● **Assigned task**
Return exactly the listing's lines, from its first line to the line holding "Ansatz 0.2.0 |", ends included.

● **Provided records**
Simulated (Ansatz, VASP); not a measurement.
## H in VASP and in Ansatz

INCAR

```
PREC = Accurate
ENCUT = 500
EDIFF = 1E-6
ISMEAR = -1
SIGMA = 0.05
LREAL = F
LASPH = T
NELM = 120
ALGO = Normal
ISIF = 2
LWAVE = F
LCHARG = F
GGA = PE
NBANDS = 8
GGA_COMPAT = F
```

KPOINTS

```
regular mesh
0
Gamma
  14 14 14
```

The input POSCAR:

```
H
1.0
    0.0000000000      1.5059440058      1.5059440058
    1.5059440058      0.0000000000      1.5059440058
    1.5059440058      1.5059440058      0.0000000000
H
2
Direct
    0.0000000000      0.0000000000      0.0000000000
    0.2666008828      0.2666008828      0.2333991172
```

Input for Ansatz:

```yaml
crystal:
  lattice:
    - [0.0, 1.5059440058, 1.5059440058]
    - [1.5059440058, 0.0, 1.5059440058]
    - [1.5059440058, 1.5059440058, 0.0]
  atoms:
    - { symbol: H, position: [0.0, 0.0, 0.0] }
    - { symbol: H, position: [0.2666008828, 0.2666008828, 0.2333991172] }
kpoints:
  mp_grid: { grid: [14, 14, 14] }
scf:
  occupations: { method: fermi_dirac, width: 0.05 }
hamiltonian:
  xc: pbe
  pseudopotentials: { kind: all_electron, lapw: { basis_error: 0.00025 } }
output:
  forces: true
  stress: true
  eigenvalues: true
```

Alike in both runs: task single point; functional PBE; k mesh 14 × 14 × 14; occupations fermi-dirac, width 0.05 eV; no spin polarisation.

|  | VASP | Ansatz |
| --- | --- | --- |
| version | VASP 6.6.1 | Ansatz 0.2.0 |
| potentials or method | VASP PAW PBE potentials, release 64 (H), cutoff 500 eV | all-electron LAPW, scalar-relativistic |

● **Worked solution**
Simulated (Ansatz, VASP); not a measurement.
## H in VASP and in Ansatz

INCAR

```
PREC = Accurate
ENCUT = 500
EDIFF = 1E-6
ISMEAR = -1
SIGMA = 0.05
LREAL = F
LASPH = T
NELM = 120
ALGO = Normal
ISIF = 2
LWAVE = F
LCHARG = F
GGA = PE
NBANDS = 8
GGA_COMPAT = F
```

KPOINTS

```
regular mesh
0
Gamma
  14 14 14
```

The input POSCAR:

```
H
1.0
    0.0000000000      1.5059440058      1.5059440058
    1.5059440058      0.0000000000      1.5059440058
    1.5059440058      1.5059440058      0.0000000000
H
2
Direct
    0.0000000000      0.0000000000      0.0000000000
    0.2666008828      0.2666008828      0.2333991172
```

Input for Ansatz:

```yaml
crystal:
  lattice:
    - [0.0, 1.5059440058, 1.5059440058]
    - [1.5059440058, 0.0, 1.5059440058]
    - [1.5059440058, 1.5059440058, 0.0]
  atoms:
    - { symbol: H, position: [0.0, 0.0, 0.0] }
    - { symbol: H, position: [0.2666008828, 0.2666008828, 0.2333991172] }
kpoints:
  mp_grid: { grid: [14, 14, 14] }
scf:
  occupations: { method: fermi_dirac, width: 0.05 }
hamiltonian:
  xc: pbe
  pseudopotentials: { kind: all_electron, lapw: { basis_error: 0.00025 } }
output:
  forces: true
  stress: true
  eigenvalues: true
```

Alike in both runs: task single point; functional PBE; k mesh 14 × 14 × 14; occupations fermi-dirac, width 0.05 eV; no spin polarisation.

|  | VASP | Ansatz |
| --- | --- | --- |
| version | VASP 6.6.1 | Ansatz 0.2.0 |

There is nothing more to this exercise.